▶ _WORK REQUEST_
Please reproduce exactly the lines that begin the listing below, up to and including the line where "The cluster Au₄F₃, 7" occurs.

▶ _EXTRACTED INFORMATION_
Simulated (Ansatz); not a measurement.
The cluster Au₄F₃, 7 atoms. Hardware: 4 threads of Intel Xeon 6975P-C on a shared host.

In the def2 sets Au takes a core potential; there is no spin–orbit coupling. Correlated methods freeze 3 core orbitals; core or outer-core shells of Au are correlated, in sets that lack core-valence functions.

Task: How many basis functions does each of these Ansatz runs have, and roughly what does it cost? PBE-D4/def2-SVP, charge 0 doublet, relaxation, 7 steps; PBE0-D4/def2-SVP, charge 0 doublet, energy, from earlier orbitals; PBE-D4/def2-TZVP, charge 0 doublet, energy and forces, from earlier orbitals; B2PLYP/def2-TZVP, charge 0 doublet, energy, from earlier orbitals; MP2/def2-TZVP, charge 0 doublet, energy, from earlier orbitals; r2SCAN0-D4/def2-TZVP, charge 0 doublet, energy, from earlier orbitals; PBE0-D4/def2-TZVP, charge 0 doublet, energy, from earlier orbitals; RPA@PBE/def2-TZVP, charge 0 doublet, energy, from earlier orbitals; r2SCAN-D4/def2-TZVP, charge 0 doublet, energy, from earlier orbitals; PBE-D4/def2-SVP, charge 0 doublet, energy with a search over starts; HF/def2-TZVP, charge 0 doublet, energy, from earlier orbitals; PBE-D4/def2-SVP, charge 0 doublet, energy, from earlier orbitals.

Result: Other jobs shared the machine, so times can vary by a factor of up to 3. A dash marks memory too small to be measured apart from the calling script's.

▶ _REPLY_
Simulated (Ansatz); not a measurement.
The cluster Au₄F₃, 7 atoms. Hardware: 4 threads of Intel Xeon 6975P-C on a shared host.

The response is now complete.